-- -- --
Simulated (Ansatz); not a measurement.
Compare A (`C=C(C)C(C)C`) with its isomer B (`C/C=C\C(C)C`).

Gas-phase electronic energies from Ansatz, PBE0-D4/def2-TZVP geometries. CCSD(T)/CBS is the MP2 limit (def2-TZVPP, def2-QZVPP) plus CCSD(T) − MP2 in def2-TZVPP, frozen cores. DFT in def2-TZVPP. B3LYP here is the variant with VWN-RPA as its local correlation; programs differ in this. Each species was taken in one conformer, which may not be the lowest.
-- -- --

▸ REQUIRED ACTION:
Reproduce the lines above. Leave each one as it is.

▸ EXPECTED ANSWER:
Simulated (Ansatz); not a measurement.
Compare A (`C=C(C)C(C)C`) with its isomer B (`C/C=C\C(C)C`).

Gas-phase electronic energies from Ansatz, PBE0-D4/def2-TZVP geometries. CCSD(T)/CBS is the MP2 limit (def2-TZVPP, def2-QZVPP) plus CCSD(T) − MP2 in def2-TZVPP, frozen cores. DFT in def2-TZVPP. B3LYP here is the variant with VWN-RPA as its local correlation; programs differ in this. Each species was taken in one conformer, which may not be the lowest.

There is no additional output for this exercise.